• ACTION ITEM: All of the data below should be copied exactly as it stands.

--- START ---
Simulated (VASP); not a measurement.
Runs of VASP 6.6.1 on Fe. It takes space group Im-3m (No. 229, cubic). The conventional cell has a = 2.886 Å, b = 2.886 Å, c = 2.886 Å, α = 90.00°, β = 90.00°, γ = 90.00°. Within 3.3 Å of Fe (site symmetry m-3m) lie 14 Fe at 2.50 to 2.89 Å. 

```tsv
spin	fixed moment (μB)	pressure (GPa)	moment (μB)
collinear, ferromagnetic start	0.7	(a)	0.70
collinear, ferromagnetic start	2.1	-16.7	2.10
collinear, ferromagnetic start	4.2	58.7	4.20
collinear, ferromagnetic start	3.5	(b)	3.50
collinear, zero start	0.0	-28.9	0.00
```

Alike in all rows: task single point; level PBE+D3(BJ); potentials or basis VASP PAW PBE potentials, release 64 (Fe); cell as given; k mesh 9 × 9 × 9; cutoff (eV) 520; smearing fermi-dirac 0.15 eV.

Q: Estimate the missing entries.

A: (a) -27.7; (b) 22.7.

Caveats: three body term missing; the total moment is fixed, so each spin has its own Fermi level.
--- END ---

• WRITTEN REPLY:
Simulated (VASP); not a measurement.
Runs of VASP 6.6.1 on Fe. It takes space group Im-3m (No. 229, cubic). The conventional cell has a = 2.886 Å, b = 2.886 Å, c = 2.886 Å, α = 90.00°, β = 90.00°, γ = 90.00°. Within 3.3 Å of Fe (site symmetry m-3m) lie 14 Fe at 2.50 to 2.89 Å. 

```tsv
spin	fixed moment (μB)	pressure (GPa)	moment (μB)
collinear, ferromagnetic start	0.7	(a)	0.70
collinear, ferromagnetic start	2.1	-16.7	2.10
collinear, ferromagnetic start	4.2	58.7	4.20
collinear, ferromagnetic start	3.5	(b)	3.50
collinear, zero start	0.0	-28.9	0.00
```

Alike in all rows: task single point; level PBE+D3(BJ); potentials or basis VASP PAW PBE potentials, release 64 (Fe); cell as given; k mesh 9 × 9 × 9; cutoff (eV) 520; smearing fermi-dirac 0.15 eV.

Q: Estimate the missing entries.

A: (a) -27.7; (b) 22.7.

Caveats: three body term missing; the total moment is fixed, so each spin has its own Fermi level.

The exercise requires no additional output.